EXCERPTED RECORDS Block Start
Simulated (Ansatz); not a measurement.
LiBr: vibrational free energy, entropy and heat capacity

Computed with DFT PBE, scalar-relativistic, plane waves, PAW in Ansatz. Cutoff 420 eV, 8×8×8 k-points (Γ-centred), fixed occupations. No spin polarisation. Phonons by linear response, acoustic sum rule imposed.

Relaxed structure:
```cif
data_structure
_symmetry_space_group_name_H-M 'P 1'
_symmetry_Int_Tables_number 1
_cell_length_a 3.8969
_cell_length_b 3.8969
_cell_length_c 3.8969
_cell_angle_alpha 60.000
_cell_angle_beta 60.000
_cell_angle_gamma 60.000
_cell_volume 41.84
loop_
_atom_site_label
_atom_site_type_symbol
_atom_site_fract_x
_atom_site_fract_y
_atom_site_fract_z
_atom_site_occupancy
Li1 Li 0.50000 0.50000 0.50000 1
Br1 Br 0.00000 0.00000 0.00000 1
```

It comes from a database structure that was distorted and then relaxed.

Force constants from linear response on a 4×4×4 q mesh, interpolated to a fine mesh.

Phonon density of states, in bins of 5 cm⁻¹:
EXCERPTED RECORDS Block End

:: WORK ITEM ::
Out of the data above, transcribe exactly and only the lines starting with the line that has "It comes from" and going on through the line that has "Force constants from", both included.

:: YOUR SOLUTION ::
It comes from a database structure that was distorted and then relaxed.

Force constants from linear response on a 4×4×4 q mesh, interpolated to a fine mesh.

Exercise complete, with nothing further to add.